• _Exercise_:
Copy the records exactly. Include every line.

:: Data provided ::

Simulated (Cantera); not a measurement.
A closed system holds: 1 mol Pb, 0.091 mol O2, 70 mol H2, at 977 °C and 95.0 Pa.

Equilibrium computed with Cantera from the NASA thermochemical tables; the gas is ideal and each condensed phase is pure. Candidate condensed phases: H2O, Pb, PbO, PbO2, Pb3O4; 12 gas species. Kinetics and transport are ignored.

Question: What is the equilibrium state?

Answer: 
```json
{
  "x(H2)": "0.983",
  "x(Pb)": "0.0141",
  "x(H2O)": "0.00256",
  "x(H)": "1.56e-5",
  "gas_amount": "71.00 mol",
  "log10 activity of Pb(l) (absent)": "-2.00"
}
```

:::

• _Answer section_:
Simulated (Cantera); not a measurement.
A closed system holds: 1 mol Pb, 0.091 mol O2, 70 mol H2, at 977 °C and 95.0 Pa.

Equilibrium computed with Cantera from the NASA thermochemical tables; the gas is ideal and each condensed phase is pure. Candidate condensed phases: H2O, Pb, PbO, PbO2, Pb3O4; 12 gas species. Kinetics and transport are ignored.

Question: What is the equilibrium state?

Answer: 
```json
{
  "x(H2)": "0.983",
  "x(Pb)": "0.0141",
  "x(H2O)": "0.00256",
  "x(H)": "1.56e-5",
  "gas_amount": "71.00 mol",
  "log10 activity of Pb(l) (absent)": "-2.00"
}
```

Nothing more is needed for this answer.